→ **Requirement**
Beginning with the very first line, please reproduce the entries exactly through the line containing "Strains are applied".

>>>>>
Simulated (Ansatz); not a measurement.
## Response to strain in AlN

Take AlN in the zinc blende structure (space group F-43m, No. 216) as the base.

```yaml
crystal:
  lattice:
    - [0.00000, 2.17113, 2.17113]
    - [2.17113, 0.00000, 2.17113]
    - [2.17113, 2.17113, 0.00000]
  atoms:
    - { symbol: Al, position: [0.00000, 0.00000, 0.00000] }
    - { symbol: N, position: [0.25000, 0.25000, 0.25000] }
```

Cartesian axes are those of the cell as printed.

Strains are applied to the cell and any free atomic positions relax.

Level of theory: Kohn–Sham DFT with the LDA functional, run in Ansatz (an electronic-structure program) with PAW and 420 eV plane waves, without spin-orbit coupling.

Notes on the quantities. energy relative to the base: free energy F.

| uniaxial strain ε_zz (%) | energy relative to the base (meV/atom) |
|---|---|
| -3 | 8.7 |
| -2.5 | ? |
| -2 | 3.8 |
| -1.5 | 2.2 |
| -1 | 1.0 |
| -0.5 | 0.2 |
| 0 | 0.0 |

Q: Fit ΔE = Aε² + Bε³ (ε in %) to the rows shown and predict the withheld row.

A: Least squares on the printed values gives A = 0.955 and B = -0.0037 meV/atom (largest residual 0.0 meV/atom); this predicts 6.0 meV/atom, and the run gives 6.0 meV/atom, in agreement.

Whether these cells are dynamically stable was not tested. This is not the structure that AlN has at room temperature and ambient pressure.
<<<<<

→ **Answer area**
Simulated (Ansatz); not a measurement.
## Response to strain in AlN

Take AlN in the zinc blende structure (space group F-43m, No. 216) as the base.

```yaml
crystal:
  lattice:
    - [0.00000, 2.17113, 2.17113]
    - [2.17113, 0.00000, 2.17113]
    - [2.17113, 2.17113, 0.00000]
  atoms:
    - { symbol: Al, position: [0.00000, 0.00000, 0.00000] }
    - { symbol: N, position: [0.25000, 0.25000, 0.25000] }
```

Cartesian axes are those of the cell as printed.

Strains are applied to the cell and any free atomic positions relax.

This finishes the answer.